### Data extract:
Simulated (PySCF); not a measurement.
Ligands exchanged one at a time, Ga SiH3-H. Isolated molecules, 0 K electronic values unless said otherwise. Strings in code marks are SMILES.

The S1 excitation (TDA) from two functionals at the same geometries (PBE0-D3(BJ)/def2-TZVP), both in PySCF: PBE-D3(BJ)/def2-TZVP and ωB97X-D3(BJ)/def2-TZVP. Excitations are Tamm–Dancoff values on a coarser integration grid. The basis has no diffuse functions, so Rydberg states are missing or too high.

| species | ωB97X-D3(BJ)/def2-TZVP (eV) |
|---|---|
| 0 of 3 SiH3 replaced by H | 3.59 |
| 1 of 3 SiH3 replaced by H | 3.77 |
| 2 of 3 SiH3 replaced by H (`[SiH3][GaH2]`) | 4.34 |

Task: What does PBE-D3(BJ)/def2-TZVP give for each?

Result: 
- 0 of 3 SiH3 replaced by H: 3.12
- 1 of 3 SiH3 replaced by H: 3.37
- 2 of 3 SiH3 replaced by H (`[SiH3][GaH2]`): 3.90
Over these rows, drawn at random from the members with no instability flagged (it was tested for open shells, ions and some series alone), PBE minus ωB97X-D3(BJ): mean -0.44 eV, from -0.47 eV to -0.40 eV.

### Exercise:
Quote the data above verbatim from its first line to the line that includes "- 2 of 3 SiH3", with both boundary lines retained.

### Expected answer:
Simulated (PySCF); not a measurement.
Ligands exchanged one at a time, Ga SiH3-H. Isolated molecules, 0 K electronic values unless said otherwise. Strings in code marks are SMILES.

The S1 excitation (TDA) from two functionals at the same geometries (PBE0-D3(BJ)/def2-TZVP), both in PySCF: PBE-D3(BJ)/def2-TZVP and ωB97X-D3(BJ)/def2-TZVP. Excitations are Tamm–Dancoff values on a coarser integration grid. The basis has no diffuse functions, so Rydberg states are missing or too high.

| species | ωB97X-D3(BJ)/def2-TZVP (eV) |
|---|---|
| 0 of 3 SiH3 replaced by H | 3.59 |
| 1 of 3 SiH3 replaced by H | 3.77 |
| 2 of 3 SiH3 replaced by H (`[SiH3][GaH2]`) | 4.34 |

Task: What does PBE-D3(BJ)/def2-TZVP give for each?

Result: 
- 0 of 3 SiH3 replaced by H: 3.12
- 1 of 3 SiH3 replaced by H: 3.37
- 2 of 3 SiH3 replaced by H (`[SiH3][GaH2]`): 3.90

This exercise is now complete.